────────────────────

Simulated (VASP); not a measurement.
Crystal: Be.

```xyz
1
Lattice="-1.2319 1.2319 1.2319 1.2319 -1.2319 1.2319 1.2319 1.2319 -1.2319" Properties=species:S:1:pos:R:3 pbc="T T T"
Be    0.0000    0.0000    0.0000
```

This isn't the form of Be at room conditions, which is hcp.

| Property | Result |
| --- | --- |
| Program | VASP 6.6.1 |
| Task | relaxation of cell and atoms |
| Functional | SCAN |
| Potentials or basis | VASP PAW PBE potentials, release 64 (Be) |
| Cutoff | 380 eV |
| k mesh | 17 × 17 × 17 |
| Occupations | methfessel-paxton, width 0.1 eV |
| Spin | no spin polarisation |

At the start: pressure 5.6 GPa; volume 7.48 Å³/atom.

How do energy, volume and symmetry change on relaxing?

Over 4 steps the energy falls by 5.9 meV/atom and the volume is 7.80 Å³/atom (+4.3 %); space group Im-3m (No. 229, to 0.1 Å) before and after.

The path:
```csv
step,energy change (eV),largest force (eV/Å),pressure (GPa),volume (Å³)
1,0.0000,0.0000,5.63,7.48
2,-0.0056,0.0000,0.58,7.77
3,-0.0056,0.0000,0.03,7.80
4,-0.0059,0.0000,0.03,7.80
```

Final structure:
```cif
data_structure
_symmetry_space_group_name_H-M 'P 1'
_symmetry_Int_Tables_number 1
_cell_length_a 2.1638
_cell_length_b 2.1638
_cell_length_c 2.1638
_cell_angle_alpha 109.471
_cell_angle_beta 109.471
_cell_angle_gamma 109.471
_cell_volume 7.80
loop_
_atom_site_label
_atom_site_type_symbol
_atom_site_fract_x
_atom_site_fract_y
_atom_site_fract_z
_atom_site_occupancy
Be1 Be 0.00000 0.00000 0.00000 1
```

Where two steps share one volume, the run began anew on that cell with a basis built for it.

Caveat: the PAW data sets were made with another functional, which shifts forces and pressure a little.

────────────────────

(EXERCISE) The answer should be an exact copy of the lines from the first line of the data through the line with "Where two steps" and should contain nothing else.

(EXERCISE RESULT)
Simulated (VASP); not a measurement.
Crystal: Be.

```xyz
1
Lattice="-1.2319 1.2319 1.2319 1.2319 -1.2319 1.2319 1.2319 1.2319 -1.2319" Properties=species:S:1:pos:R:3 pbc="T T T"
Be    0.0000    0.0000    0.0000
```

This isn't the form of Be at room conditions, which is hcp.

| Property | Result |
| --- | --- |
| Program | VASP 6.6.1 |
| Task | relaxation of cell and atoms |
| Functional | SCAN |
| Potentials or basis | VASP PAW PBE potentials, release 64 (Be) |
| Cutoff | 380 eV |
| k mesh | 17 × 17 × 17 |
| Occupations | methfessel-paxton, width 0.1 eV |
| Spin | no spin polarisation |

At the start: pressure 5.6 GPa; volume 7.48 Å³/atom.

How do energy, volume and symmetry change on relaxing?

Over 4 steps the energy falls by 5.9 meV/atom and the volume is 7.80 Å³/atom (+4.3 %); space group Im-3m (No. 229, to 0.1 Å) before and after.

The path:
```csv
step,energy change (eV),largest force (eV/Å),pressure (GPa),volume (Å³)
1,0.0000,0.0000,5.63,7.48
2,-0.0056,0.0000,0.58,7.77
3,-0.0056,0.0000,0.03,7.80
4,-0.0059,0.0000,0.03,7.80
```

Final structure:
```cif
data_structure
_symmetry_space_group_name_H-M 'P 1'
_symmetry_Int_Tables_number 1
_cell_length_a 2.1638
_cell_length_b 2.1638
_cell_length_c 2.1638
_cell_angle_alpha 109.471
_cell_angle_beta 109.471
_cell_angle_gamma 109.471
_cell_volume 7.80
loop_
_atom_site_label
_atom_site_type_symbol
_atom_site_fract_x
_atom_site_fract_y
_atom_site_fract_z
_atom_site_occupancy
Be1 Be 0.00000 0.00000 0.00000 1
```

Where two steps share one volume, the run began anew on that cell with a basis built for it.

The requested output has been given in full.